— WORK TASK —
Your response should consist of the records, reproduced exactly.

— RECORDS PROVIDED —
[Start of section]
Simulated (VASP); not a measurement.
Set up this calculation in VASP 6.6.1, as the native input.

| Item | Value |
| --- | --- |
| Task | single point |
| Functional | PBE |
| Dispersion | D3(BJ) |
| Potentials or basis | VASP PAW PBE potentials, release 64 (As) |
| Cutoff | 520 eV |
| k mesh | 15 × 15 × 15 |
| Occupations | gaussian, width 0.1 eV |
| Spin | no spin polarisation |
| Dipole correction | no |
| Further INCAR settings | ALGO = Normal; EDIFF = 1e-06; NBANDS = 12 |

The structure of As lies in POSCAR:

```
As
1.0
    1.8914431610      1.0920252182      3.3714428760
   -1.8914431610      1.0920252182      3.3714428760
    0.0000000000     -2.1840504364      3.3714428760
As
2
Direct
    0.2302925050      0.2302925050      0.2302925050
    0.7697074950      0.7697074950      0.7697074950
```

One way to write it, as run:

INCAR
[End of section]

— EXPECTED ANSWER —
Simulated (VASP); not a measurement.
Set up this calculation in VASP 6.6.1, as the native input.

| Item | Value |
| --- | --- |
| Task | single point |
| Functional | PBE |
| Dispersion | D3(BJ) |
| Potentials or basis | VASP PAW PBE potentials, release 64 (As) |
| Cutoff | 520 eV |
| k mesh | 15 × 15 × 15 |
| Occupations | gaussian, width 0.1 eV |
| Spin | no spin polarisation |
| Dipole correction | no |
| Further INCAR settings | ALGO = Normal; EDIFF = 1e-06; NBANDS = 12 |

The structure of As lies in POSCAR:

```
As
1.0
    1.8914431610      1.0920252182      3.3714428760
   -1.8914431610      1.0920252182      3.3714428760
    0.0000000000     -2.1840504364      3.3714428760
As
2
Direct
    0.2302925050      0.2302925050      0.2302925050
    0.7697074950      0.7697074950      0.7697074950
```

One way to write it, as run:

INCAR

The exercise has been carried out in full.